◆ Brief
Below are the entries to retype; reproduce each one exactly.

-----

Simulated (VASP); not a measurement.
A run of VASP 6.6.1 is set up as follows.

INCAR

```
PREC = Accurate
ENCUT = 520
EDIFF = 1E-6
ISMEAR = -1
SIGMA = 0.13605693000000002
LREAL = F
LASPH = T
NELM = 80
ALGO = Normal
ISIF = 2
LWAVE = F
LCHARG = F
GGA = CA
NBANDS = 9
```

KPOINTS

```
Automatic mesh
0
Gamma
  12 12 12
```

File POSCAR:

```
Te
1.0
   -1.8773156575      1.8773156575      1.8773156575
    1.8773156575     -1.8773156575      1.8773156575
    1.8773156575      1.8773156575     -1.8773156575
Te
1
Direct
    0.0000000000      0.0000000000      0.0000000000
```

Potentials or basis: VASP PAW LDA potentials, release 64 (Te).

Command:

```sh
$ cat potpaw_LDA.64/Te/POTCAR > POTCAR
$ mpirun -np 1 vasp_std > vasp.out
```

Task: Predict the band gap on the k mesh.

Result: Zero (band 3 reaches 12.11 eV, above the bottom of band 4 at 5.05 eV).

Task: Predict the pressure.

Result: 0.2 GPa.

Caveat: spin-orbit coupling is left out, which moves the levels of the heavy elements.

-----

◆ Written reply
Simulated (VASP); not a measurement.
A run of VASP 6.6.1 is set up as follows.

INCAR

```
PREC = Accurate
ENCUT = 520
EDIFF = 1E-6
ISMEAR = -1
SIGMA = 0.13605693000000002
LREAL = F
LASPH = T
NELM = 80
ALGO = Normal
ISIF = 2
LWAVE = F
LCHARG = F
GGA = CA
NBANDS = 9
```

KPOINTS

```
Automatic mesh
0
Gamma
  12 12 12
```

File POSCAR:

```
Te
1.0
   -1.8773156575      1.8773156575      1.8773156575
    1.8773156575     -1.8773156575      1.8773156575
    1.8773156575      1.8773156575     -1.8773156575
Te
1
Direct
    0.0000000000      0.0000000000      0.0000000000
```

Potentials or basis: VASP PAW LDA potentials, release 64 (Te).

Command:

```sh
$ cat potpaw_LDA.64/Te/POTCAR > POTCAR
$ mpirun -np 1 vasp_std > vasp.out
```

Task: Predict the band gap on the k mesh.

Result: Zero (band 3 reaches 12.11 eV, above the bottom of band 4 at 5.05 eV).

Task: Predict the pressure.

Result: 0.2 GPa.

Caveat: spin-orbit coupling is left out, which moves the levels of the heavy elements.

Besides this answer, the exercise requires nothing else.